>>>

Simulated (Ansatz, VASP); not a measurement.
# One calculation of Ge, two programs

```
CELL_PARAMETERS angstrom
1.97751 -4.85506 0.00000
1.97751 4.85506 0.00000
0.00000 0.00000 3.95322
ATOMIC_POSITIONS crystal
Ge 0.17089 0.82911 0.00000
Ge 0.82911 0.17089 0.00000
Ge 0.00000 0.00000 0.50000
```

<<<

**Work request:**
In full and without alteration, write out each record.

**Exercise answer:**
Simulated (Ansatz, VASP); not a measurement.
# One calculation of Ge, two programs

```
CELL_PARAMETERS angstrom
1.97751 -4.85506 0.00000
1.97751 4.85506 0.00000
0.00000 0.00000 3.95322
ATOMIC_POSITIONS crystal
Ge 0.17089 0.82911 0.00000
Ge 0.82911 0.17089 0.00000
Ge 0.00000 0.00000 0.50000
```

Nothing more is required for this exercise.